(INFORMATION SUPPLIED begins)
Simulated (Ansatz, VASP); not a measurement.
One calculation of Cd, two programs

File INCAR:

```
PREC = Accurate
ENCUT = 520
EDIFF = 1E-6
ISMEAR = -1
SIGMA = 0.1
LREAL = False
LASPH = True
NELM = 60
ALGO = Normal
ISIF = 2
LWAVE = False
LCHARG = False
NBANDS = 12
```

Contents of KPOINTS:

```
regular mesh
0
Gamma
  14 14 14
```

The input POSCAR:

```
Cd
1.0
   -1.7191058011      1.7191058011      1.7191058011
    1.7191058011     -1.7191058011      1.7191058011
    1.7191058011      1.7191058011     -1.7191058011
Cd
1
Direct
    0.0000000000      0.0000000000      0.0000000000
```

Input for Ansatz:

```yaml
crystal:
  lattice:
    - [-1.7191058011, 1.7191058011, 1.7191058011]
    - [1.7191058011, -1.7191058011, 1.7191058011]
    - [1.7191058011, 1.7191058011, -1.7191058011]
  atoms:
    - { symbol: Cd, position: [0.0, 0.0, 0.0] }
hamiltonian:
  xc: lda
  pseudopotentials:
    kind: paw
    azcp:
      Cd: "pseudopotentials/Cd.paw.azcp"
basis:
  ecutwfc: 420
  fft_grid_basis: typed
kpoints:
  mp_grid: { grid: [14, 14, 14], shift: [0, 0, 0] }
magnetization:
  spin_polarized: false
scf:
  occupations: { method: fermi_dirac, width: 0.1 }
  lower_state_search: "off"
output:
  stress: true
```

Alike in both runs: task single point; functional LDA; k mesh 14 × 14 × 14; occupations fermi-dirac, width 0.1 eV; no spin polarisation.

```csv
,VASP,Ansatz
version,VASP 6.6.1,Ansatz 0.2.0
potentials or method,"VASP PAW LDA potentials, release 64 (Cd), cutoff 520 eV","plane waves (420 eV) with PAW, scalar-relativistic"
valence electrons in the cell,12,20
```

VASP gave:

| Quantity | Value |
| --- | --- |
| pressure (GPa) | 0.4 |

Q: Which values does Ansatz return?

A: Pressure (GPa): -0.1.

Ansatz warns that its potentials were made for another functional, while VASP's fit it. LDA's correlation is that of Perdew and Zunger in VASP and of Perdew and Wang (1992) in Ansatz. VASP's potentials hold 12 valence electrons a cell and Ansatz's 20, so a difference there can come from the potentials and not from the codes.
(INFORMATION SUPPLIED ends)

EXERCISE
Each line in the entries above, starting at the line with "Q: Which values does Ansatz return?" and ending at the line with "A: Pressure (GPa): -0.1.", is to be printed exactly, and only those lines.

EXPECTED ANSWER
Q: Which values does Ansatz return?

A: Pressure (GPa): -0.1.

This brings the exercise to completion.